:: Work order ::
Word for word, repeat all of the entries.

[Entries provided Boundary: Start]
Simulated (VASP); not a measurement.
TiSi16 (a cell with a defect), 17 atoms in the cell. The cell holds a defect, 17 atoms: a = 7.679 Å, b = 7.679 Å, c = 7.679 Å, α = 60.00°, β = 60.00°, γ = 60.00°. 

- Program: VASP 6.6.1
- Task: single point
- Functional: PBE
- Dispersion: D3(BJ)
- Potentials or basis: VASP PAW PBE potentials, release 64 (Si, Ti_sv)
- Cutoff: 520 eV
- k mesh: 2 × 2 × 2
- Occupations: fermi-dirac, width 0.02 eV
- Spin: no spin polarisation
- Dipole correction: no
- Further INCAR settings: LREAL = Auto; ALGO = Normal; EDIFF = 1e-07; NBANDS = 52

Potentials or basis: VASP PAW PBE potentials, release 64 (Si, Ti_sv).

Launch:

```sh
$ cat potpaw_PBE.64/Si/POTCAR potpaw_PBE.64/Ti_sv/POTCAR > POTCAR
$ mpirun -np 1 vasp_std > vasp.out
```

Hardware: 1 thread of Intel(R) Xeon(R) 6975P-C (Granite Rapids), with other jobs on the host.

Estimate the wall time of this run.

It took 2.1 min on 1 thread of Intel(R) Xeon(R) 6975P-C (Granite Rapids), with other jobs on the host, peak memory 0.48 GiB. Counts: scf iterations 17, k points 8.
[Entries provided Boundary: End]

:: Task solution ::
Simulated (VASP); not a measurement.
TiSi16 (a cell with a defect), 17 atoms in the cell. The cell holds a defect, 17 atoms: a = 7.679 Å, b = 7.679 Å, c = 7.679 Å, α = 60.00°, β = 60.00°, γ = 60.00°. 

- Program: VASP 6.6.1
- Task: single point
- Functional: PBE
- Dispersion: D3(BJ)
- Potentials or basis: VASP PAW PBE potentials, release 64 (Si, Ti_sv)
- Cutoff: 520 eV
- k mesh: 2 × 2 × 2
- Occupations: fermi-dirac, width 0.02 eV
- Spin: no spin polarisation
- Dipole correction: no
- Further INCAR settings: LREAL = Auto; ALGO = Normal; EDIFF = 1e-07; NBANDS = 52

Potentials or basis: VASP PAW PBE potentials, release 64 (Si, Ti_sv).

Launch:

```sh
$ cat potpaw_PBE.64/Si/POTCAR potpaw_PBE.64/Ti_sv/POTCAR > POTCAR
$ mpirun -np 1 vasp_std > vasp.out
```

Hardware: 1 thread of Intel(R) Xeon(R) 6975P-C (Granite Rapids), with other jobs on the host.

Estimate the wall time of this run.

It took 2.1 min on 1 thread of Intel(R) Xeon(R) 6975P-C (Granite Rapids), with other jobs on the host, peak memory 0.48 GiB. Counts: scf iterations 17, k points 8.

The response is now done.